··· Given data ···

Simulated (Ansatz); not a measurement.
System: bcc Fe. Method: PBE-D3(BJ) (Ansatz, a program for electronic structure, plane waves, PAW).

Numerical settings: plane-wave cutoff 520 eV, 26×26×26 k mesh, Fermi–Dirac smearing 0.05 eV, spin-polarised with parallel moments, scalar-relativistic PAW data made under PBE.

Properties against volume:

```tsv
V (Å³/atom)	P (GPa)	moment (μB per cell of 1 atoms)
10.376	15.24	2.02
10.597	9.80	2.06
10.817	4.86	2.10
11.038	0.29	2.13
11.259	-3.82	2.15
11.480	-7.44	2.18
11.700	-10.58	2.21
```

···

# Requirement:
Extract, please, the lines from the start of the entries above through the one with "System: bcc Fe.", both included, reproducing each exactly and adding nothing.

# Written response:
Simulated (Ansatz); not a measurement.
System: bcc Fe. Method: PBE-D3(BJ) (Ansatz, a program for electronic structure, plane waves, PAW).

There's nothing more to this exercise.